WORK REQUEST:
Make an exact copy of the lines starting at the top of the listing below and ending at the line that contains "Main program and", inclusive.

INFORMATION PROVIDED:
########

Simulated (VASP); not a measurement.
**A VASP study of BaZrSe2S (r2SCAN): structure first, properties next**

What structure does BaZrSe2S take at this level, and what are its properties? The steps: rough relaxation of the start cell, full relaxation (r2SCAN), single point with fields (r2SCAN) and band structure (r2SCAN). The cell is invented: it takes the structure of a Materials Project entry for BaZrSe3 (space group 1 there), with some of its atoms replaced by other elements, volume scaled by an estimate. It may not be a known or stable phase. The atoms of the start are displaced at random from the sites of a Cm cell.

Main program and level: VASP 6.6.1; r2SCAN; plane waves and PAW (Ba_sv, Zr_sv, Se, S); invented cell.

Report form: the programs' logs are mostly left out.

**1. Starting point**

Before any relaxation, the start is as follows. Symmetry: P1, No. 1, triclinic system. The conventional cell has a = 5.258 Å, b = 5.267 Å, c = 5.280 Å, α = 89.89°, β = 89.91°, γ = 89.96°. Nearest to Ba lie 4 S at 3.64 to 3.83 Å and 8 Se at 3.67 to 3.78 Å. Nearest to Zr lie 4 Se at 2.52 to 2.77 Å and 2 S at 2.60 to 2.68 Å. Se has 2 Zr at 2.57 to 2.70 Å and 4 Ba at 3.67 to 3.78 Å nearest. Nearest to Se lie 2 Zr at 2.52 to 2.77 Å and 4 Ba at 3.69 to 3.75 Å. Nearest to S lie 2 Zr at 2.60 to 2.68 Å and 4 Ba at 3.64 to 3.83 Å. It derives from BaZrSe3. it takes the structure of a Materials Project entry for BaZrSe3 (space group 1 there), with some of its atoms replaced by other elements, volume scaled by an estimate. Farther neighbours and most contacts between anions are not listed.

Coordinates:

########

ANSWER BOX:
Simulated (VASP); not a measurement.
**A VASP study of BaZrSe2S (r2SCAN): structure first, properties next**

What structure does BaZrSe2S take at this level, and what are its properties? The steps: rough relaxation of the start cell, full relaxation (r2SCAN), single point with fields (r2SCAN) and band structure (r2SCAN). The cell is invented: it takes the structure of a Materials Project entry for BaZrSe3 (space group 1 there), with some of its atoms replaced by other elements, volume scaled by an estimate. It may not be a known or stable phase. The atoms of the start are displaced at random from the sites of a Cm cell.

Main program and level: VASP 6.6.1; r2SCAN; plane waves and PAW (Ba_sv, Zr_sv, Se, S); invented cell.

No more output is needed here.